• Work item:
Would you please restate every record exactly as written?

• Dataset excerpts:
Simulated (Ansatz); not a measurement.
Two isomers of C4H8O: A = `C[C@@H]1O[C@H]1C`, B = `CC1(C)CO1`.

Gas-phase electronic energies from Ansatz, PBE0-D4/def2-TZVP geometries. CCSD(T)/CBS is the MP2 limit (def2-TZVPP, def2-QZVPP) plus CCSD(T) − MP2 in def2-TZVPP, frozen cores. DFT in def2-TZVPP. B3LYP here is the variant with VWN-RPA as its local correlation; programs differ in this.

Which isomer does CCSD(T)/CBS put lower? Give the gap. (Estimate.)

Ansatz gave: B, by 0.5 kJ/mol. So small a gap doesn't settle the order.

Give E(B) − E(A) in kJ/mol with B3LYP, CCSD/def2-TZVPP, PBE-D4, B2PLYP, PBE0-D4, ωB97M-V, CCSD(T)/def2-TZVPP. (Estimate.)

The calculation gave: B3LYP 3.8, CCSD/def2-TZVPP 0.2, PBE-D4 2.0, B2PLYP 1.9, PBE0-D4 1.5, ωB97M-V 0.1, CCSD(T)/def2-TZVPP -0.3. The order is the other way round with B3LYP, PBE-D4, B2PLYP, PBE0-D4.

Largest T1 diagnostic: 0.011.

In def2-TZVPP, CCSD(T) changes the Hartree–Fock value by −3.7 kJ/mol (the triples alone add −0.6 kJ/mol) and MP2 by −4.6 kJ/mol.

• Exercise solution:
Simulated (Ansatz); not a measurement.
Two isomers of C4H8O: A = `C[C@@H]1O[C@H]1C`, B = `CC1(C)CO1`.

Gas-phase electronic energies from Ansatz, PBE0-D4/def2-TZVP geometries. CCSD(T)/CBS is the MP2 limit (def2-TZVPP, def2-QZVPP) plus CCSD(T) − MP2 in def2-TZVPP, frozen cores. DFT in def2-TZVPP. B3LYP here is the variant with VWN-RPA as its local correlation; programs differ in this.

Which isomer does CCSD(T)/CBS put lower? Give the gap. (Estimate.)

Ansatz gave: B, by 0.5 kJ/mol. So small a gap doesn't settle the order.

Give E(B) − E(A) in kJ/mol with B3LYP, CCSD/def2-TZVPP, PBE-D4, B2PLYP, PBE0-D4, ωB97M-V, CCSD(T)/def2-TZVPP. (Estimate.)

The calculation gave: B3LYP 3.8, CCSD/def2-TZVPP 0.2, PBE-D4 2.0, B2PLYP 1.9, PBE0-D4 1.5, ωB97M-V 0.1, CCSD(T)/def2-TZVPP -0.3. The order is the other way round with B3LYP, PBE-D4, B2PLYP, PBE0-D4.

Largest T1 diagnostic: 0.011.

In def2-TZVPP, CCSD(T) changes the Hartree–Fock value by −3.7 kJ/mol (the triples alone add −0.6 kJ/mol) and MP2 by −4.6 kJ/mol.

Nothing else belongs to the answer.